━━━
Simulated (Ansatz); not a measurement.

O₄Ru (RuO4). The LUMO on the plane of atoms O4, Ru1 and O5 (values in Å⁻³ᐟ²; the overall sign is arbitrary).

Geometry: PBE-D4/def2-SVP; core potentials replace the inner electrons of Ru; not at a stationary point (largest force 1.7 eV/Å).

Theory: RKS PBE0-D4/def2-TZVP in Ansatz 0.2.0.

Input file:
━━━

Produce a verbatim copy of all the material.

- Exercise response -
Simulated (Ansatz); not a measurement.

O₄Ru (RuO4). The LUMO on the plane of atoms O4, Ru1 and O5 (values in Å⁻³ᐟ²; the overall sign is arbitrary).

Geometry: PBE-D4/def2-SVP; core potentials replace the inner electrons of Ru; not at a stationary point (largest force 1.7 eV/Å).

Theory: RKS PBE0-D4/def2-TZVP in Ansatz 0.2.0.

Input file:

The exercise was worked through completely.